INPUT DATA>
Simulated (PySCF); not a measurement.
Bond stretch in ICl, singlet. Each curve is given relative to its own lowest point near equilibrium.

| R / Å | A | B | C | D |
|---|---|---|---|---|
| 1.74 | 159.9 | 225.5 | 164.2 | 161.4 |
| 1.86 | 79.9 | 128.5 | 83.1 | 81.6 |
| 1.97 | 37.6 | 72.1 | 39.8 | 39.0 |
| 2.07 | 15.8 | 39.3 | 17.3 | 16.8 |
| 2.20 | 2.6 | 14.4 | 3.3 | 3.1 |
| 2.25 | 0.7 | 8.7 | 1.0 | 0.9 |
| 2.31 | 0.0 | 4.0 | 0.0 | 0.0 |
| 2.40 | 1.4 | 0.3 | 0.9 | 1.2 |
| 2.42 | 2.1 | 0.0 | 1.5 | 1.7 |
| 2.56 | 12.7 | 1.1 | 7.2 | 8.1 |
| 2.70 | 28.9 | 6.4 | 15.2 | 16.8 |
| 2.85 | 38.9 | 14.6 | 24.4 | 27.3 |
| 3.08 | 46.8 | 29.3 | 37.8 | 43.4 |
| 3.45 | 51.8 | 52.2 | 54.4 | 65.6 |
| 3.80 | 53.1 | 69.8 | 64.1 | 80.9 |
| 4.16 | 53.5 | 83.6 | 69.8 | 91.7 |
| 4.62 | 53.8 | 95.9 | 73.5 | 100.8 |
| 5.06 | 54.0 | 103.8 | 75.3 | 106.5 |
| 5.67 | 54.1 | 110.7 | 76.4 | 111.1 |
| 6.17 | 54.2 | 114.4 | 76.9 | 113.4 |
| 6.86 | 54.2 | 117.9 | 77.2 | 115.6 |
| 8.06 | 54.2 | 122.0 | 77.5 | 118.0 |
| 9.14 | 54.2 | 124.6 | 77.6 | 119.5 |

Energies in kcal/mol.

REQUIRED ACTION> Every line from the first through the one containing "73.5 | 100.8 |" in the listing above must be given again exactly, with nothing else alongside.

TASK RESULT>
Simulated (PySCF); not a measurement.
Bond stretch in ICl, singlet. Each curve is given relative to its own lowest point near equilibrium.

| R / Å | A | B | C | D |
|---|---|---|---|---|
| 1.74 | 159.9 | 225.5 | 164.2 | 161.4 |
| 1.86 | 79.9 | 128.5 | 83.1 | 81.6 |
| 1.97 | 37.6 | 72.1 | 39.8 | 39.0 |
| 2.07 | 15.8 | 39.3 | 17.3 | 16.8 |
| 2.20 | 2.6 | 14.4 | 3.3 | 3.1 |
| 2.25 | 0.7 | 8.7 | 1.0 | 0.9 |
| 2.31 | 0.0 | 4.0 | 0.0 | 0.0 |
| 2.40 | 1.4 | 0.3 | 0.9 | 1.2 |
| 2.42 | 2.1 | 0.0 | 1.5 | 1.7 |
| 2.56 | 12.7 | 1.1 | 7.2 | 8.1 |
| 2.70 | 28.9 | 6.4 | 15.2 | 16.8 |
| 2.85 | 38.9 | 14.6 | 24.4 | 27.3 |
| 3.08 | 46.8 | 29.3 | 37.8 | 43.4 |
| 3.45 | 51.8 | 52.2 | 54.4 | 65.6 |
| 3.80 | 53.1 | 69.8 | 64.1 | 80.9 |
| 4.16 | 53.5 | 83.6 | 69.8 | 91.7 |
| 4.62 | 53.8 | 95.9 | 73.5 | 100.8 |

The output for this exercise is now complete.